» **The data**:
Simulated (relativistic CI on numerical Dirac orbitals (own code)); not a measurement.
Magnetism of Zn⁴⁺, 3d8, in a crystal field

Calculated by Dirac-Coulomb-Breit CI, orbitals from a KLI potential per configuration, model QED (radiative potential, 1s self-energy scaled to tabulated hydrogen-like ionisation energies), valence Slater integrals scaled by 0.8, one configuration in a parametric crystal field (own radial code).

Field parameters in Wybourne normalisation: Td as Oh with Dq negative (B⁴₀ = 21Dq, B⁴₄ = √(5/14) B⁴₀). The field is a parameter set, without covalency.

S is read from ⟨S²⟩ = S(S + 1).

» **Work item**: Repeat the whole listing above, word for word.

» **Exercise solution**:
Simulated (relativistic CI on numerical Dirac orbitals (own code)); not a measurement.
Magnetism of Zn⁴⁺, 3d8, in a crystal field

Calculated by Dirac-Coulomb-Breit CI, orbitals from a KLI potential per configuration, model QED (radiative potential, 1s self-energy scaled to tabulated hydrogen-like ionisation energies), valence Slater integrals scaled by 0.8, one configuration in a parametric crystal field (own radial code).

Field parameters in Wybourne normalisation: Td as Oh with Dq negative (B⁴₀ = 21Dq, B⁴₄ = √(5/14) B⁴₀). The field is a parameter set, without covalency.

S is read from ⟨S²⟩ = S(S + 1).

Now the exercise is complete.